→ **Action item**:
Would you give the entries below again, precisely as they are written?

→ **Raw data**:
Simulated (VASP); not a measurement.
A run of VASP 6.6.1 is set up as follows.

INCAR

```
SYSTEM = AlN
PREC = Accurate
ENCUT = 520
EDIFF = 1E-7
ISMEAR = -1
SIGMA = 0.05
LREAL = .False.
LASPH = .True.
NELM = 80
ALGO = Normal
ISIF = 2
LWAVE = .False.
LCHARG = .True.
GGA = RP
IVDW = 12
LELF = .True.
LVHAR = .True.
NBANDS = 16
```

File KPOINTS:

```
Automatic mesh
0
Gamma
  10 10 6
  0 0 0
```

→ **Exercise result**:
Simulated (VASP); not a measurement.
A run of VASP 6.6.1 is set up as follows.

INCAR

```
SYSTEM = AlN
PREC = Accurate
ENCUT = 520
EDIFF = 1E-7
ISMEAR = -1
SIGMA = 0.05
LREAL = .False.
LASPH = .True.
NELM = 80
ALGO = Normal
ISIF = 2
LWAVE = .False.
LCHARG = .True.
GGA = RP
IVDW = 12
LELF = .True.
LVHAR = .True.
NBANDS = 16
```

File KPOINTS:

```
Automatic mesh
0
Gamma
  10 10 6
  0 0 0
```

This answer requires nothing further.